Information supplied:
Start of Block

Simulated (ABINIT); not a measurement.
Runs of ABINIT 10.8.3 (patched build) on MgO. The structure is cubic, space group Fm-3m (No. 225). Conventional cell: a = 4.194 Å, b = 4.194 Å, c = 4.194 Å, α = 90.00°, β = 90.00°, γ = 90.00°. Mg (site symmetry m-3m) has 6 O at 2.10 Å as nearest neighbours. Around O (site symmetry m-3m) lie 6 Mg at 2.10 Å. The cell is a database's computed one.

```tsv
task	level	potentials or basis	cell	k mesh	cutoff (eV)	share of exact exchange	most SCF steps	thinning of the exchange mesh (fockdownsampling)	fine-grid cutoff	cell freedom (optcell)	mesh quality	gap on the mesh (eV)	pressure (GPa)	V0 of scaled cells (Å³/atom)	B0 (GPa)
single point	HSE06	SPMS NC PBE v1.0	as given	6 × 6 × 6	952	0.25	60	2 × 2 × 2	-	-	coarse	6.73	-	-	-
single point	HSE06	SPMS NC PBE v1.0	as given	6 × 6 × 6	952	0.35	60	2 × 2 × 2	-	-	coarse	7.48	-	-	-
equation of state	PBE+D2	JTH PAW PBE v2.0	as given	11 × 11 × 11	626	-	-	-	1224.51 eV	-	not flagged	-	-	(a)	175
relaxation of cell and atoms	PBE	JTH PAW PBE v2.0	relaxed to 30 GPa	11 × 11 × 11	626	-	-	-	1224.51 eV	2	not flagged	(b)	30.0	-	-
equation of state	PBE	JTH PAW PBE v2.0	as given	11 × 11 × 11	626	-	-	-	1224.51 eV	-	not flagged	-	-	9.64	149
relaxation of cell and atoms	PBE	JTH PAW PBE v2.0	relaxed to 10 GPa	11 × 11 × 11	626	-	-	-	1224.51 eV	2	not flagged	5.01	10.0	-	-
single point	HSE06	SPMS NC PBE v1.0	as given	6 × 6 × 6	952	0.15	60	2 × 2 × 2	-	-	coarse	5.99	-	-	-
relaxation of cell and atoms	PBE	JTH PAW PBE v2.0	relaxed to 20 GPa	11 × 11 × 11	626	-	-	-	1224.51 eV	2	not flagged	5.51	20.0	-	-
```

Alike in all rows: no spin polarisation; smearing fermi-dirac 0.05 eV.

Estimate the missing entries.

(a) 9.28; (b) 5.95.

End of Block

Assignment:
Lines from the top of the data above through the line containing "Estimate the missing entries." must be repeated exactly. All other lines stay out.

Exercise result:
Simulated (ABINIT); not a measurement.
Runs of ABINIT 10.8.3 (patched build) on MgO. The structure is cubic, space group Fm-3m (No. 225). Conventional cell: a = 4.194 Å, b = 4.194 Å, c = 4.194 Å, α = 90.00°, β = 90.00°, γ = 90.00°. Mg (site symmetry m-3m) has 6 O at 2.10 Å as nearest neighbours. Around O (site symmetry m-3m) lie 6 Mg at 2.10 Å. The cell is a database's computed one.

```tsv
task	level	potentials or basis	cell	k mesh	cutoff (eV)	share of exact exchange	most SCF steps	thinning of the exchange mesh (fockdownsampling)	fine-grid cutoff	cell freedom (optcell)	mesh quality	gap on the mesh (eV)	pressure (GPa)	V0 of scaled cells (Å³/atom)	B0 (GPa)
single point	HSE06	SPMS NC PBE v1.0	as given	6 × 6 × 6	952	0.25	60	2 × 2 × 2	-	-	coarse	6.73	-	-	-
single point	HSE06	SPMS NC PBE v1.0	as given	6 × 6 × 6	952	0.35	60	2 × 2 × 2	-	-	coarse	7.48	-	-	-
equation of state	PBE+D2	JTH PAW PBE v2.0	as given	11 × 11 × 11	626	-	-	-	1224.51 eV	-	not flagged	-	-	(a)	175
relaxation of cell and atoms	PBE	JTH PAW PBE v2.0	relaxed to 30 GPa	11 × 11 × 11	626	-	-	-	1224.51 eV	2	not flagged	(b)	30.0	-	-
equation of state	PBE	JTH PAW PBE v2.0	as given	11 × 11 × 11	626	-	-	-	1224.51 eV	-	not flagged	-	-	9.64	149
relaxation of cell and atoms	PBE	JTH PAW PBE v2.0	relaxed to 10 GPa	11 × 11 × 11	626	-	-	-	1224.51 eV	2	not flagged	5.01	10.0	-	-
single point	HSE06	SPMS NC PBE v1.0	as given	6 × 6 × 6	952	0.15	60	2 × 2 × 2	-	-	coarse	5.99	-	-	-
relaxation of cell and atoms	PBE	JTH PAW PBE v2.0	relaxed to 20 GPa	11 × 11 × 11	626	-	-	-	1224.51 eV	2	not flagged	5.51	20.0	-	-
```

Alike in all rows: no spin polarisation; smearing fermi-dirac 0.05 eV.

Estimate the missing entries.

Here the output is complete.